------------
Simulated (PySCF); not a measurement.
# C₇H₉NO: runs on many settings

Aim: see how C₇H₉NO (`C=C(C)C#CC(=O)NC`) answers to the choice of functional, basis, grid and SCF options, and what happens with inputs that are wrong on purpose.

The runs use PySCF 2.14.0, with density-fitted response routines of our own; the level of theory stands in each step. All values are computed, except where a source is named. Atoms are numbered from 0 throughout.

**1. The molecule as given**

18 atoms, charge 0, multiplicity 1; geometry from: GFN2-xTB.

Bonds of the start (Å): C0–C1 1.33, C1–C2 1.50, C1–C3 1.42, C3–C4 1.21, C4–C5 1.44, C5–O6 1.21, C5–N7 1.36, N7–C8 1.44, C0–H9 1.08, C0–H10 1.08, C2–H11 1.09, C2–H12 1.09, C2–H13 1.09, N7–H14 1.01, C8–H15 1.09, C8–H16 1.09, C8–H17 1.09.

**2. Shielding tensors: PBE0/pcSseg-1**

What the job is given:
------------

Assigned task – Every line above should be reproduced precisely.

Exercise solution –
Simulated (PySCF); not a measurement.
# C₇H₉NO: runs on many settings

Aim: see how C₇H₉NO (`C=C(C)C#CC(=O)NC`) answers to the choice of functional, basis, grid and SCF options, and what happens with inputs that are wrong on purpose.

The runs use PySCF 2.14.0, with density-fitted response routines of our own; the level of theory stands in each step. All values are computed, except where a source is named. Atoms are numbered from 0 throughout.

**1. The molecule as given**

18 atoms, charge 0, multiplicity 1; geometry from: GFN2-xTB.

Bonds of the start (Å): C0–C1 1.33, C1–C2 1.50, C1–C3 1.42, C3–C4 1.21, C4–C5 1.44, C5–O6 1.21, C5–N7 1.36, N7–C8 1.44, C0–H9 1.08, C0–H10 1.08, C2–H11 1.09, C2–H12 1.09, C2–H13 1.09, N7–H14 1.01, C8–H15 1.09, C8–H16 1.09, C8–H17 1.09.

**2. Shielding tensors: PBE0/pcSseg-1**

What the job is given:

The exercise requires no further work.